• Supplied material:
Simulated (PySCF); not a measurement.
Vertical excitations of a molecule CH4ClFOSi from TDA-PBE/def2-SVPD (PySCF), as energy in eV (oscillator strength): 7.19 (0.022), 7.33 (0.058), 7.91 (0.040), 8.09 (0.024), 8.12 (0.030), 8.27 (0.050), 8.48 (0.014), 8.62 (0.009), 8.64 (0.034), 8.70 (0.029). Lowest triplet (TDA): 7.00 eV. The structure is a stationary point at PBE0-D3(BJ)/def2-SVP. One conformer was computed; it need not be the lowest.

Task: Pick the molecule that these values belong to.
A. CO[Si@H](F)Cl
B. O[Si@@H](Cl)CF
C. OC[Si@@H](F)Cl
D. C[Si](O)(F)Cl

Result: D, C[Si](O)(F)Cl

• Work item:
Through the line that contains "D. C[Si](O)(F)Cl", copy the material above exactly, beginning at its first line and including nothing more.

• Written solution:
Simulated (PySCF); not a measurement.
Vertical excitations of a molecule CH4ClFOSi from TDA-PBE/def2-SVPD (PySCF), as energy in eV (oscillator strength): 7.19 (0.022), 7.33 (0.058), 7.91 (0.040), 8.09 (0.024), 8.12 (0.030), 8.27 (0.050), 8.48 (0.014), 8.62 (0.009), 8.64 (0.034), 8.70 (0.029). Lowest triplet (TDA): 7.00 eV. The structure is a stationary point at PBE0-D3(BJ)/def2-SVP. One conformer was computed; it need not be the lowest.

Task: Pick the molecule that these values belong to.
A. CO[Si@H](F)Cl
B. O[Si@@H](Cl)CF
C. OC[Si@@H](F)Cl
D. C[Si](O)(F)Cl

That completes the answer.